*Work item*
Retype the entries exactly, keeping every line intact.

*Exercise data*
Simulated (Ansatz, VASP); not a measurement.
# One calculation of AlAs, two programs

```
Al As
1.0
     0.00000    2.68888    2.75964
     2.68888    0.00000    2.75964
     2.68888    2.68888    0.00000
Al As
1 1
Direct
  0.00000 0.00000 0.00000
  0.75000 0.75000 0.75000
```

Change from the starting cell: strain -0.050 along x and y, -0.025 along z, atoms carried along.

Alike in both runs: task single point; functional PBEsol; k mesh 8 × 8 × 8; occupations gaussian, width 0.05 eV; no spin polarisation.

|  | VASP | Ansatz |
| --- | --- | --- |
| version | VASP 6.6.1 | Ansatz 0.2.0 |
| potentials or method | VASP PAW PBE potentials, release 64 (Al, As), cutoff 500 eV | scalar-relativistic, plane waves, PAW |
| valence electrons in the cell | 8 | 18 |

*Answer space*
Simulated (Ansatz, VASP); not a measurement.
# One calculation of AlAs, two programs

```
Al As
1.0
     0.00000    2.68888    2.75964
     2.68888    0.00000    2.75964
     2.68888    2.68888    0.00000
Al As
1 1
Direct
  0.00000 0.00000 0.00000
  0.75000 0.75000 0.75000
```

Change from the starting cell: strain -0.050 along x and y, -0.025 along z, atoms carried along.

Alike in both runs: task single point; functional PBEsol; k mesh 8 × 8 × 8; occupations gaussian, width 0.05 eV; no spin polarisation.

|  | VASP | Ansatz |
| --- | --- | --- |
| version | VASP 6.6.1 | Ansatz 0.2.0 |
| potentials or method | VASP PAW PBE potentials, release 64 (Al, As), cutoff 500 eV | scalar-relativistic, plane waves, PAW |
| valence electrons in the cell | 8 | 18 |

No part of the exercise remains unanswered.